ACTIVITY = Set down, please, exactly the lines below that run from the line with "Problem. Which change was made?" to the line with "D. temperature from 1498.15 K to 2275 K", both lines included.

RECORDS SHOWN =
--------
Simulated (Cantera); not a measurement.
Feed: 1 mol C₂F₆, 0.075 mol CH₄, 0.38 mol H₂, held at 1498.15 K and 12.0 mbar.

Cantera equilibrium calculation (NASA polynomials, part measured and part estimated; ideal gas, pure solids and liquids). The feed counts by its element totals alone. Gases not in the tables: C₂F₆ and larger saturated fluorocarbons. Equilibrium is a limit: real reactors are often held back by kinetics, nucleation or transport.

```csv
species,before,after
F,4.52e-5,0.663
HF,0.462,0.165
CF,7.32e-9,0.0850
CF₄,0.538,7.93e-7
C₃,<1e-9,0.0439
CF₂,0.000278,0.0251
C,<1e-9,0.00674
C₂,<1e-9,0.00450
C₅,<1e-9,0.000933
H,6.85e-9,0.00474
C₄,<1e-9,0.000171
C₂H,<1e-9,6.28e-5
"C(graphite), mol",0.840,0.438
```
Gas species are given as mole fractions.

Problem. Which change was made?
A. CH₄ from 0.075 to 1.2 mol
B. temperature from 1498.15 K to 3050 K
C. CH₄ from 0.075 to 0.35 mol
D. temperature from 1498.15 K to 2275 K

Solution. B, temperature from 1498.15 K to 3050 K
--------

ANSWER SECTION =
Problem. Which change was made?
A. CH₄ from 0.075 to 1.2 mol
B. temperature from 1498.15 K to 3050 K
C. CH₄ from 0.075 to 0.35 mol
D. temperature from 1498.15 K to 2275 K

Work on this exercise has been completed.